# [Work task]
All lines below are to be output exactly as they stand.

** Dataset follows **

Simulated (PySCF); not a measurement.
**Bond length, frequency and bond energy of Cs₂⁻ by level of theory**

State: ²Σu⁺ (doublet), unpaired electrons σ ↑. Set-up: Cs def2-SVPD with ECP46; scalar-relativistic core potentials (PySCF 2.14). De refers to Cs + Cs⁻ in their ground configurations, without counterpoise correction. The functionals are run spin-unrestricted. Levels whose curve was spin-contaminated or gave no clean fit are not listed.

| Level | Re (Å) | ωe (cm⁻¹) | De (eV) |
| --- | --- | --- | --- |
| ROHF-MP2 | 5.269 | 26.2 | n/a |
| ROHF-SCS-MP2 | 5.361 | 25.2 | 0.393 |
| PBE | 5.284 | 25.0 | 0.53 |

** End of Dataset **

# [Written answer]
Simulated (PySCF); not a measurement.
**Bond length, frequency and bond energy of Cs₂⁻ by level of theory**

State: ²Σu⁺ (doublet), unpaired electrons σ ↑. Set-up: Cs def2-SVPD with ECP46; scalar-relativistic core potentials (PySCF 2.14). De refers to Cs + Cs⁻ in their ground configurations, without counterpoise correction. The functionals are run spin-unrestricted. Levels whose curve was spin-contaminated or gave no clean fit are not listed.

| Level | Re (Å) | ωe (cm⁻¹) | De (eV) |
| --- | --- | --- | --- |
| ROHF-MP2 | 5.269 | 26.2 | n/a |
| ROHF-SCS-MP2 | 5.361 | 25.2 | 0.393 |
| PBE | 5.284 | 25.0 | 0.53 |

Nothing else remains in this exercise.